- SOURCE INFORMATION -
*** Begin section ***
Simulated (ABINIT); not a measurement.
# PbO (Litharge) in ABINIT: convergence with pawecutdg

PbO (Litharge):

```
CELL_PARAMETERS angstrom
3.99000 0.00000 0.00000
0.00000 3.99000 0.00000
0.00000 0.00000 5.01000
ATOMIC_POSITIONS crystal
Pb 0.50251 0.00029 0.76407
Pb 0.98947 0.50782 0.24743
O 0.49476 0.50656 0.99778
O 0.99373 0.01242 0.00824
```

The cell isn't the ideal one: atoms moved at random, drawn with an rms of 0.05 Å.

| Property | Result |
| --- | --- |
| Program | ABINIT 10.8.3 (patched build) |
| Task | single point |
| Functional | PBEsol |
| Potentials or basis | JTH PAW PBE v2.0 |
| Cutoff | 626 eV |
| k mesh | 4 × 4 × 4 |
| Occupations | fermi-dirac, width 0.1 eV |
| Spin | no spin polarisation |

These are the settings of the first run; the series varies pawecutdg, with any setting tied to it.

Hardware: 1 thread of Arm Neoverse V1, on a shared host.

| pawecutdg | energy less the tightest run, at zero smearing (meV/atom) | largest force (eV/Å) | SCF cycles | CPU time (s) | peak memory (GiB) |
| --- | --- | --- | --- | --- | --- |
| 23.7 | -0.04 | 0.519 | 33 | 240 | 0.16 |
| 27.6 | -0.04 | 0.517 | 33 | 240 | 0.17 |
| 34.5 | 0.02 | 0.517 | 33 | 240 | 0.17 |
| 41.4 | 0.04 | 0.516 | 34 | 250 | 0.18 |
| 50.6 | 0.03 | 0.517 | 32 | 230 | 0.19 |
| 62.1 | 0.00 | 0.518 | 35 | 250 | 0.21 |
*** End section ***

- ASSIGNED TASK -
Nothing in the entries should be skipped. Output them all exactly.

- RESPONSE AREA -
Simulated (ABINIT); not a measurement.
# PbO (Litharge) in ABINIT: convergence with pawecutdg

PbO (Litharge):

```
CELL_PARAMETERS angstrom
3.99000 0.00000 0.00000
0.00000 3.99000 0.00000
0.00000 0.00000 5.01000
ATOMIC_POSITIONS crystal
Pb 0.50251 0.00029 0.76407
Pb 0.98947 0.50782 0.24743
O 0.49476 0.50656 0.99778
O 0.99373 0.01242 0.00824
```

The cell isn't the ideal one: atoms moved at random, drawn with an rms of 0.05 Å.

| Property | Result |
| --- | --- |
| Program | ABINIT 10.8.3 (patched build) |
| Task | single point |
| Functional | PBEsol |
| Potentials or basis | JTH PAW PBE v2.0 |
| Cutoff | 626 eV |
| k mesh | 4 × 4 × 4 |
| Occupations | fermi-dirac, width 0.1 eV |
| Spin | no spin polarisation |

These are the settings of the first run; the series varies pawecutdg, with any setting tied to it.

Hardware: 1 thread of Arm Neoverse V1, on a shared host.

| pawecutdg | energy less the tightest run, at zero smearing (meV/atom) | largest force (eV/Å) | SCF cycles | CPU time (s) | peak memory (GiB) |
| --- | --- | --- | --- | --- | --- |
| 23.7 | -0.04 | 0.519 | 33 | 240 | 0.16 |
| 27.6 | -0.04 | 0.517 | 33 | 240 | 0.17 |
| 34.5 | 0.02 | 0.517 | 33 | 240 | 0.17 |
| 41.4 | 0.04 | 0.516 | 34 | 250 | 0.18 |
| 50.6 | 0.03 | 0.517 | 32 | 230 | 0.19 |
| 62.1 | 0.00 | 0.518 | 35 | 250 | 0.21 |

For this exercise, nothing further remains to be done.